_Assignment:_
Reproduce all of the listing below without alteration.

BEGIN
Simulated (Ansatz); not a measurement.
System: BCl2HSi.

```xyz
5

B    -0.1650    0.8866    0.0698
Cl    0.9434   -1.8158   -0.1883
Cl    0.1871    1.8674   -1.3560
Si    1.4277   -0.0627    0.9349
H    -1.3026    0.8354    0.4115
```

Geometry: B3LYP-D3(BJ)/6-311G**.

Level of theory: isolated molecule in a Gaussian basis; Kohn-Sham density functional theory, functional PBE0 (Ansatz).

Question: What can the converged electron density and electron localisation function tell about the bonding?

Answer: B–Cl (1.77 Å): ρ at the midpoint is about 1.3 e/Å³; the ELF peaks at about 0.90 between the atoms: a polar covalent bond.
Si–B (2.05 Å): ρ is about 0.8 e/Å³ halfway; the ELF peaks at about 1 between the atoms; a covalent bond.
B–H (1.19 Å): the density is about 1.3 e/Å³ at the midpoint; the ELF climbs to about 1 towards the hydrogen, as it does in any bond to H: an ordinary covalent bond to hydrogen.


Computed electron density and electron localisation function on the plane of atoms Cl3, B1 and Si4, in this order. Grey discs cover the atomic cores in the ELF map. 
END

_Reply:_
Simulated (Ansatz); not a measurement.
System: BCl2HSi.

```xyz
5

B    -0.1650    0.8866    0.0698
Cl    0.9434   -1.8158   -0.1883
Cl    0.1871    1.8674   -1.3560
Si    1.4277   -0.0627    0.9349
H    -1.3026    0.8354    0.4115
```

Geometry: B3LYP-D3(BJ)/6-311G**.

Level of theory: isolated molecule in a Gaussian basis; Kohn-Sham density functional theory, functional PBE0 (Ansatz).

Question: What can the converged electron density and electron localisation function tell about the bonding?

Answer: B–Cl (1.77 Å): ρ at the midpoint is about 1.3 e/Å³; the ELF peaks at about 0.90 between the atoms: a polar covalent bond.
Si–B (2.05 Å): ρ is about 0.8 e/Å³ halfway; the ELF peaks at about 1 between the atoms; a covalent bond.
B–H (1.19 Å): the density is about 1.3 e/Å³ at the midpoint; the ELF climbs to about 1 towards the hydrogen, as it does in any bond to H: an ordinary covalent bond to hydrogen.


Computed electron density and electron localisation function on the plane of atoms Cl3, B1 and Si4, in this order. Grey discs cover the atomic cores in the ELF map. 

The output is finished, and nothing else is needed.